....................
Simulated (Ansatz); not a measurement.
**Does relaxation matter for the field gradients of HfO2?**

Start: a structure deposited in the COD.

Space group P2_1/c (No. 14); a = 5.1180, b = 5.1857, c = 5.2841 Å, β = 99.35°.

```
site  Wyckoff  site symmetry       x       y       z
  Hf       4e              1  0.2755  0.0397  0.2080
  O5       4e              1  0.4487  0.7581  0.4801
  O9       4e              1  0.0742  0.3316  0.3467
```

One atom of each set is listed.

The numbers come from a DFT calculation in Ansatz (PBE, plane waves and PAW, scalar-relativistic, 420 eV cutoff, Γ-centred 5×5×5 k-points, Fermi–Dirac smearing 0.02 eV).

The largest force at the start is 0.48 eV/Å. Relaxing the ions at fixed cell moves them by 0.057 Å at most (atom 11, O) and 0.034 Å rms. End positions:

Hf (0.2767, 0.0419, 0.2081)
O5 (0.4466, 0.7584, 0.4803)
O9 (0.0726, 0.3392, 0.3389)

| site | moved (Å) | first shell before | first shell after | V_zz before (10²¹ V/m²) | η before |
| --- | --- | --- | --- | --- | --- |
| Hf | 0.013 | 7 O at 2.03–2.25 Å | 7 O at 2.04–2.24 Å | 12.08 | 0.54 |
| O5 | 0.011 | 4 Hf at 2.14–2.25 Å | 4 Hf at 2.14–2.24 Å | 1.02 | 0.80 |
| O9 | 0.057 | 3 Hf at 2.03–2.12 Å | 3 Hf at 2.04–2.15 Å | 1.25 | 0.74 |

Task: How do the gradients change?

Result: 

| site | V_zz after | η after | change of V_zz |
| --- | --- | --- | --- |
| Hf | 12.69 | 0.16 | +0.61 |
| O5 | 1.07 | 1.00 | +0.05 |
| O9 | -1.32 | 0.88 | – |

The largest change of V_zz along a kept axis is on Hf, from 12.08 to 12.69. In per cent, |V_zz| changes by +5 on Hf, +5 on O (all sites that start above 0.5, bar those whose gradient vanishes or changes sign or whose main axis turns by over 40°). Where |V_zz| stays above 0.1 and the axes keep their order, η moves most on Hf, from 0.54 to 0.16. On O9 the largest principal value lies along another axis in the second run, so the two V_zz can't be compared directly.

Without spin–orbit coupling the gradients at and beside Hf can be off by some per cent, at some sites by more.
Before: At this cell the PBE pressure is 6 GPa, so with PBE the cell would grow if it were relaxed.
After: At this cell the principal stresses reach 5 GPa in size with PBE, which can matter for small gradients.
....................

REQUIRED ACTION — Lines from the start of the records through the one containing "The numbers come" are what should be retyped, exactly and in full, both ends included.

REPLY —
Simulated (Ansatz); not a measurement.
**Does relaxation matter for the field gradients of HfO2?**

Start: a structure deposited in the COD.

Space group P2_1/c (No. 14); a = 5.1180, b = 5.1857, c = 5.2841 Å, β = 99.35°.

```
site  Wyckoff  site symmetry       x       y       z
  Hf       4e              1  0.2755  0.0397  0.2080
  O5       4e              1  0.4487  0.7581  0.4801
  O9       4e              1  0.0742  0.3316  0.3467
```

One atom of each set is listed.

The numbers come from a DFT calculation in Ansatz (PBE, plane waves and PAW, scalar-relativistic, 420 eV cutoff, Γ-centred 5×5×5 k-points, Fermi–Dirac smearing 0.02 eV).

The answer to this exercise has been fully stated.